DATA UNDER STUDY:
★ ★ ★

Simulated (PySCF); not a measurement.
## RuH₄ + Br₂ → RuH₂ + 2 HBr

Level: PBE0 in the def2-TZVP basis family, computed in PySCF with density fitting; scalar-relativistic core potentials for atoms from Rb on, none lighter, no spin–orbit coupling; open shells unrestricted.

★ ★ ★

Transcribe the entire listing above precisely.

SOLUTION:
Simulated (PySCF); not a measurement.
## RuH₄ + Br₂ → RuH₂ + 2 HBr

Level: PBE0 in the def2-TZVP basis family, computed in PySCF with density fitting; scalar-relativistic core potentials for atoms from Rb on, none lighter, no spin–orbit coupling; open shells unrestricted.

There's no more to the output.